DATA FOR ANALYSIS |
++++++++++++++++++++
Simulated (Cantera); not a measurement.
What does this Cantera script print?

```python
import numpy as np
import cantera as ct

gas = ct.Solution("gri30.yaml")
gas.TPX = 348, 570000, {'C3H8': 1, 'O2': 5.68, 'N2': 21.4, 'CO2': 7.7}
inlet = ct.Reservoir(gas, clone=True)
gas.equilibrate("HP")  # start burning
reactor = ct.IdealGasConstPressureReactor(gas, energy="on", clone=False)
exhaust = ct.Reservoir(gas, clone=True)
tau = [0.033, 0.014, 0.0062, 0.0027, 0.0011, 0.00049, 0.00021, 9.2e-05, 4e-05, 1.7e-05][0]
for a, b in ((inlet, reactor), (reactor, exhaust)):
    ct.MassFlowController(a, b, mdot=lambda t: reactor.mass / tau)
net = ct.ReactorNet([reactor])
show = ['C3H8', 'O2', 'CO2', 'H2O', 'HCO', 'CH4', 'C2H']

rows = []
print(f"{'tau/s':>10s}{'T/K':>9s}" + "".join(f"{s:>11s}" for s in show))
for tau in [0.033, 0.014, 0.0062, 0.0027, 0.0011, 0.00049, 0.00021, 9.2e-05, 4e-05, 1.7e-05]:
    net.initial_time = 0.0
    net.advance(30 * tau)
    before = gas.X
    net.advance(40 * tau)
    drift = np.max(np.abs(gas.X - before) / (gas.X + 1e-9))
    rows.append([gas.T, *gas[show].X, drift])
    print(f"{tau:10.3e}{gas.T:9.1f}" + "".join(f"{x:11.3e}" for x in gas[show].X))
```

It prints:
++++++++++++++++++++

ACTIVITY | An exact copy of every record is needed, so retype them all.

EXERCISE SOLUTION |
Simulated (Cantera); not a measurement.
What does this Cantera script print?

```python
import numpy as np
import cantera as ct

gas = ct.Solution("gri30.yaml")
gas.TPX = 348, 570000, {'C3H8': 1, 'O2': 5.68, 'N2': 21.4, 'CO2': 7.7}
inlet = ct.Reservoir(gas, clone=True)
gas.equilibrate("HP")  # start burning
reactor = ct.IdealGasConstPressureReactor(gas, energy="on", clone=False)
exhaust = ct.Reservoir(gas, clone=True)
tau = [0.033, 0.014, 0.0062, 0.0027, 0.0011, 0.00049, 0.00021, 9.2e-05, 4e-05, 1.7e-05][0]
for a, b in ((inlet, reactor), (reactor, exhaust)):
    ct.MassFlowController(a, b, mdot=lambda t: reactor.mass / tau)
net = ct.ReactorNet([reactor])
show = ['C3H8', 'O2', 'CO2', 'H2O', 'HCO', 'CH4', 'C2H']

rows = []
print(f"{'tau/s':>10s}{'T/K':>9s}" + "".join(f"{s:>11s}" for s in show))
for tau in [0.033, 0.014, 0.0062, 0.0027, 0.0011, 0.00049, 0.00021, 9.2e-05, 4e-05, 1.7e-05]:
    net.initial_time = 0.0
    net.advance(30 * tau)
    before = gas.X
    net.advance(40 * tau)
    drift = np.max(np.abs(gas.X - before) / (gas.X + 1e-9))
    rows.append([gas.T, *gas[show].X, drift])
    print(f"{tau:10.3e}{gas.T:9.1f}" + "".join(f"{x:11.3e}" for x in gas[show].X))
```

It prints:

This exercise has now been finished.